● Given records
● ● ● ●

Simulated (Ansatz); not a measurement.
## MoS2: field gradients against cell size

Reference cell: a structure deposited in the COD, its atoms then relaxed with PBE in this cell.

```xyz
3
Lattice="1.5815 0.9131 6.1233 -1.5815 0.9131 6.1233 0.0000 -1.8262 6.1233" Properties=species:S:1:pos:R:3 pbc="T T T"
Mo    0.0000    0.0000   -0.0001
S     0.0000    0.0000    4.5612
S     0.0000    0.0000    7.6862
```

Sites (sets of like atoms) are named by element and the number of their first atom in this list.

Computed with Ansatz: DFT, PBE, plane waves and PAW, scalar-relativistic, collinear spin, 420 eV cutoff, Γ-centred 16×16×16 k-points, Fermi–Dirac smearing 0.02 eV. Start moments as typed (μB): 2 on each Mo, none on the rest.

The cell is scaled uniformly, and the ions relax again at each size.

● ● ● ●

● Requirement
Could you retype the entire listing exactly?

● Exercise response
Simulated (Ansatz); not a measurement.
## MoS2: field gradients against cell size

Reference cell: a structure deposited in the COD, its atoms then relaxed with PBE in this cell.

```xyz
3
Lattice="1.5815 0.9131 6.1233 -1.5815 0.9131 6.1233 0.0000 -1.8262 6.1233" Properties=species:S:1:pos:R:3 pbc="T T T"
Mo    0.0000    0.0000   -0.0001
S     0.0000    0.0000    4.5612
S     0.0000    0.0000    7.6862
```

Sites (sets of like atoms) are named by element and the number of their first atom in this list.

Computed with Ansatz: DFT, PBE, plane waves and PAW, scalar-relativistic, collinear spin, 420 eV cutoff, Γ-centred 16×16×16 k-points, Fermi–Dirac smearing 0.02 eV. Start moments as typed (μB): 2 on each Mo, none on the rest.

The cell is scaled uniformly, and the ions relax again at each size.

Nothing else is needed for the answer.